WORK REQUEST
Which lines run from the start of the data below to the line containing "OSZICAR of a"? Set them down exactly, with none added.

DATASET CONTENT
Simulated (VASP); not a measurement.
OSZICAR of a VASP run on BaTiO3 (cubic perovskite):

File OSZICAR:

ANSWER BOX
Simulated (VASP); not a measurement.
OSZICAR of a VASP run on BaTiO3 (cubic perovskite):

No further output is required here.